--
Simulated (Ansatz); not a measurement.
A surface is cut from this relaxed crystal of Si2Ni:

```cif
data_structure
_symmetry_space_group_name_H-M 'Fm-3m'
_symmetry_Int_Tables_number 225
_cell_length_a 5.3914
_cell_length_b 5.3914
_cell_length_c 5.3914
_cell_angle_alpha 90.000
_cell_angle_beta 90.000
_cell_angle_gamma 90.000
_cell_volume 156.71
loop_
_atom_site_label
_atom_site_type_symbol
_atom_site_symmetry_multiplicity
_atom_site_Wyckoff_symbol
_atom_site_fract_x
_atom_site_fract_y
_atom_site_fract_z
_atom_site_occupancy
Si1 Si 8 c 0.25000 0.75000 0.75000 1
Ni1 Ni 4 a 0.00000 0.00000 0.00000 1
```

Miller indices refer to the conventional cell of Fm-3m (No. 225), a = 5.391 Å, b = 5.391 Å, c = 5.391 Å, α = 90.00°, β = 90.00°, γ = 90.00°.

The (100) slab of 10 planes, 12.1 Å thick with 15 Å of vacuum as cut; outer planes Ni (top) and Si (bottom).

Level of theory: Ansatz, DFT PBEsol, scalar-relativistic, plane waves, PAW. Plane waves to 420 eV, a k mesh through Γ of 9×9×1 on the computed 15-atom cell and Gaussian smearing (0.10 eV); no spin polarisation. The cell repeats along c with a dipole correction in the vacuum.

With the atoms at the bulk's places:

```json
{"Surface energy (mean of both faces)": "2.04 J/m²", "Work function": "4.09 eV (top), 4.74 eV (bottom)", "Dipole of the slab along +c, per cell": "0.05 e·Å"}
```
--

• [Action item] Give back the full listing, exactly as it stands.

• [Exercise response]
Simulated (Ansatz); not a measurement.
A surface is cut from this relaxed crystal of Si2Ni:

```cif
data_structure
_symmetry_space_group_name_H-M 'Fm-3m'
_symmetry_Int_Tables_number 225
_cell_length_a 5.3914
_cell_length_b 5.3914
_cell_length_c 5.3914
_cell_angle_alpha 90.000
_cell_angle_beta 90.000
_cell_angle_gamma 90.000
_cell_volume 156.71
loop_
_atom_site_label
_atom_site_type_symbol
_atom_site_symmetry_multiplicity
_atom_site_Wyckoff_symbol
_atom_site_fract_x
_atom_site_fract_y
_atom_site_fract_z
_atom_site_occupancy
Si1 Si 8 c 0.25000 0.75000 0.75000 1
Ni1 Ni 4 a 0.00000 0.00000 0.00000 1
```

Miller indices refer to the conventional cell of Fm-3m (No. 225), a = 5.391 Å, b = 5.391 Å, c = 5.391 Å, α = 90.00°, β = 90.00°, γ = 90.00°.

The (100) slab of 10 planes, 12.1 Å thick with 15 Å of vacuum as cut; outer planes Ni (top) and Si (bottom).

Level of theory: Ansatz, DFT PBEsol, scalar-relativistic, plane waves, PAW. Plane waves to 420 eV, a k mesh through Γ of 9×9×1 on the computed 15-atom cell and Gaussian smearing (0.10 eV); no spin polarisation. The cell repeats along c with a dipole correction in the vacuum.

With the atoms at the bulk's places:

```json
{"Surface energy (mean of both faces)": "2.04 J/m²", "Work function": "4.09 eV (top), 4.74 eV (bottom)", "Dipole of the slab along +c, per cell": "0.05 e·Å"}
```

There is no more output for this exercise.